Requirement ::
Both the line with "Charge 0, spin multiplicity 1." and the line with "Task: What does" in the records below must appear in the output, along with every line between them, exactly and with nothing added.

Extracted data ::

____________

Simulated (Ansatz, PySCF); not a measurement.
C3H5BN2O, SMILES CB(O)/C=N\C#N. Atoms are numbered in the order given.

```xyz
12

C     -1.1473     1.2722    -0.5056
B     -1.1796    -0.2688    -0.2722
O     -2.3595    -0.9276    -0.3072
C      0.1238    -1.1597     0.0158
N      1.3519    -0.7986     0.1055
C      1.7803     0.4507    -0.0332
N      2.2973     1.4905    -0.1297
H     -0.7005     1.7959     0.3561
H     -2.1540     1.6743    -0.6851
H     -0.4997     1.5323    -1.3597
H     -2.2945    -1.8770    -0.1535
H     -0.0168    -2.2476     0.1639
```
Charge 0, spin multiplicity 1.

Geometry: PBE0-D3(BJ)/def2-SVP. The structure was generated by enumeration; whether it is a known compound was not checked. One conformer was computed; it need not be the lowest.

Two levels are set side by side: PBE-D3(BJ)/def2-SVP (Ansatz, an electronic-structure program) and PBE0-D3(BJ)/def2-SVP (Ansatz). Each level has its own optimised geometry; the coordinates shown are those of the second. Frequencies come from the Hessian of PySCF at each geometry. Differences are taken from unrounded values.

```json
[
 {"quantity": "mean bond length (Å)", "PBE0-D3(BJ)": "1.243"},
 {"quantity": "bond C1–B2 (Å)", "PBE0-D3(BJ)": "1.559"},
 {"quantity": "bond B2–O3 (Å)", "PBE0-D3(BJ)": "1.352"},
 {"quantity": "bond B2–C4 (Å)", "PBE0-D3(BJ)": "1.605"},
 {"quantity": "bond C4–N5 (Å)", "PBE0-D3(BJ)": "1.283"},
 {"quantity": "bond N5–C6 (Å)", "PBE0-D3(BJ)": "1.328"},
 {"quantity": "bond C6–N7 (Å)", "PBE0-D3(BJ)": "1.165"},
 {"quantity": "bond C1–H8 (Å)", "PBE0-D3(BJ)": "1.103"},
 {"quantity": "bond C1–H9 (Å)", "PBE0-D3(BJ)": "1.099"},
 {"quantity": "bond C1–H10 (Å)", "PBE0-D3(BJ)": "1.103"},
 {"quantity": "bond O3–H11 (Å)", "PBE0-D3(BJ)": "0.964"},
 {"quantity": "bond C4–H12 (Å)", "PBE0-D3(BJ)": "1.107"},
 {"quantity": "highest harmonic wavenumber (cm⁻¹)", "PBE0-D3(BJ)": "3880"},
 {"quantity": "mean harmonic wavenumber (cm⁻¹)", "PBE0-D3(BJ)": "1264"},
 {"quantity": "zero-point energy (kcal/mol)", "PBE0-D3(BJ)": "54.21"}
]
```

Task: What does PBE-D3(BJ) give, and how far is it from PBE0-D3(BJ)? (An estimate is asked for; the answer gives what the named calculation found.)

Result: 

____________

Response box ::
Charge 0, spin multiplicity 1.

Geometry: PBE0-D3(BJ)/def2-SVP. The structure was generated by enumeration; whether it is a known compound was not checked. One conformer was computed; it need not be the lowest.

Two levels are set side by side: PBE-D3(BJ)/def2-SVP (Ansatz, an electronic-structure program) and PBE0-D3(BJ)/def2-SVP (Ansatz). Each level has its own optimised geometry; the coordinates shown are those of the second. Frequencies come from the Hessian of PySCF at each geometry. Differences are taken from unrounded values.

```json
[
 {"quantity": "mean bond length (Å)", "PBE0-D3(BJ)": "1.243"},
 {"quantity": "bond C1–B2 (Å)", "PBE0-D3(BJ)": "1.559"},
 {"quantity": "bond B2–O3 (Å)", "PBE0-D3(BJ)": "1.352"},
 {"quantity": "bond B2–C4 (Å)", "PBE0-D3(BJ)": "1.605"},
 {"quantity": "bond C4–N5 (Å)", "PBE0-D3(BJ)": "1.283"},
 {"quantity": "bond N5–C6 (Å)", "PBE0-D3(BJ)": "1.328"},
 {"quantity": "bond C6–N7 (Å)", "PBE0-D3(BJ)": "1.165"},
 {"quantity": "bond C1–H8 (Å)", "PBE0-D3(BJ)": "1.103"},
 {"quantity": "bond C1–H9 (Å)", "PBE0-D3(BJ)": "1.099"},
 {"quantity": "bond C1–H10 (Å)", "PBE0-D3(BJ)": "1.103"},
 {"quantity": "bond O3–H11 (Å)", "PBE0-D3(BJ)": "0.964"},
 {"quantity": "bond C4–H12 (Å)", "PBE0-D3(BJ)": "1.107"},
 {"quantity": "highest harmonic wavenumber (cm⁻¹)", "PBE0-D3(BJ)": "3880"},
 {"quantity": "mean harmonic wavenumber (cm⁻¹)", "PBE0-D3(BJ)": "1264"},
 {"quantity": "zero-point energy (kcal/mol)", "PBE0-D3(BJ)": "54.21"}
]
```

Task: What does PBE-D3(BJ) give, and how far is it from PBE0-D3(BJ)? (An estimate is asked for; the answer gives what the named calculation found.)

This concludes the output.